- _ENTRIES SHOWN_:
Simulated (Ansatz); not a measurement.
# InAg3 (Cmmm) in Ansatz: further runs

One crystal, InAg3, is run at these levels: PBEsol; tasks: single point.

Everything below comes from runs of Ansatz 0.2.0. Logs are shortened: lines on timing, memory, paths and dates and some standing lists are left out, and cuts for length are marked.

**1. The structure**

- _ASSIGNED TASK_:
Once more, print all the records exactly.

- _SOLUTION_:
Simulated (Ansatz); not a measurement.
# InAg3 (Cmmm) in Ansatz: further runs

One crystal, InAg3, is run at these levels: PBEsol; tasks: single point.

Everything below comes from runs of Ansatz 0.2.0. Logs are shortened: lines on timing, memory, paths and dates and some standing lists are left out, and cuts for length are marked.

**1. The structure**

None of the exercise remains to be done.